SUPPLIED INFORMATION START
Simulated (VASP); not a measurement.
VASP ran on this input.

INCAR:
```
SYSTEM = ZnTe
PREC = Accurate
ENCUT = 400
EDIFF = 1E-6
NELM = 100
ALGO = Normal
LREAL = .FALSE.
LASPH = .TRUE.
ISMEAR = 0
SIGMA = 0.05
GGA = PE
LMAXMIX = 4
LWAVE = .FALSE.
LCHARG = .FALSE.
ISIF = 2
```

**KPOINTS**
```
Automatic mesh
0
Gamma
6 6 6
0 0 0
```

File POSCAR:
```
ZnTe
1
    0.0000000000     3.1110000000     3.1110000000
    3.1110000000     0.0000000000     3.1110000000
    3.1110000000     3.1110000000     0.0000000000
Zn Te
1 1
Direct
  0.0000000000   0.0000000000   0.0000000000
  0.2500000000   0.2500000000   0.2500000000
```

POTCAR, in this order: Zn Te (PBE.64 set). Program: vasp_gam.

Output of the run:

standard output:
SUPPLIED INFORMATION END

### [REQUIRED ACTION]
Every single line of the listing must be retyped exactly.

### [RESPONSE BOX]
Simulated (VASP); not a measurement.
VASP ran on this input.

INCAR:
```
SYSTEM = ZnTe
PREC = Accurate
ENCUT = 400
EDIFF = 1E-6
NELM = 100
ALGO = Normal
LREAL = .FALSE.
LASPH = .TRUE.
ISMEAR = 0
SIGMA = 0.05
GGA = PE
LMAXMIX = 4
LWAVE = .FALSE.
LCHARG = .FALSE.
ISIF = 2
```

**KPOINTS**
```
Automatic mesh
0
Gamma
6 6 6
0 0 0
```

File POSCAR:
```
ZnTe
1
    0.0000000000     3.1110000000     3.1110000000
    3.1110000000     0.0000000000     3.1110000000
    3.1110000000     3.1110000000     0.0000000000
Zn Te
1 1
Direct
  0.0000000000   0.0000000000   0.0000000000
  0.2500000000   0.2500000000   0.2500000000
```

POTCAR, in this order: Zn Te (PBE.64 set). Program: vasp_gam.

Output of the run:

standard output:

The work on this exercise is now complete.